*****

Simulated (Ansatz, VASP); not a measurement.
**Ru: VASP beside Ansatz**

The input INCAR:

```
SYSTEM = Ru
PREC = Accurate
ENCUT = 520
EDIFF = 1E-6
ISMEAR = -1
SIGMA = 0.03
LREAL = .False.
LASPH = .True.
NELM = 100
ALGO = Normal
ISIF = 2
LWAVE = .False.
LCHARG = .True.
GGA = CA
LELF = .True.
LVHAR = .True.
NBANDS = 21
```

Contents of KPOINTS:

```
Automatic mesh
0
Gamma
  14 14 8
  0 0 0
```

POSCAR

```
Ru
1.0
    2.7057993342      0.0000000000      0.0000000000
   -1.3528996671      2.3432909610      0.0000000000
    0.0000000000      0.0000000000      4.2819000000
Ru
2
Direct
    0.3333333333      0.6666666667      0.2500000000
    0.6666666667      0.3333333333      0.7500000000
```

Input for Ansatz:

*****

The expected result is every record above, duplicated exactly.

Simulated (Ansatz, VASP); not a measurement.
**Ru: VASP beside Ansatz**

The input INCAR:

```
SYSTEM = Ru
PREC = Accurate
ENCUT = 520
EDIFF = 1E-6
ISMEAR = -1
SIGMA = 0.03
LREAL = .False.
LASPH = .True.
NELM = 100
ALGO = Normal
ISIF = 2
LWAVE = .False.
LCHARG = .True.
GGA = CA
LELF = .True.
LVHAR = .True.
NBANDS = 21
```

Contents of KPOINTS:

```
Automatic mesh
0
Gamma
  14 14 8
  0 0 0
```

POSCAR

```
Ru
1.0
    2.7057993342      0.0000000000      0.0000000000
   -1.3528996671      2.3432909610      0.0000000000
    0.0000000000      0.0000000000      4.2819000000
Ru
2
Direct
    0.3333333333      0.6666666667      0.2500000000
    0.6666666667      0.3333333333      0.7500000000
```

Input for Ansatz:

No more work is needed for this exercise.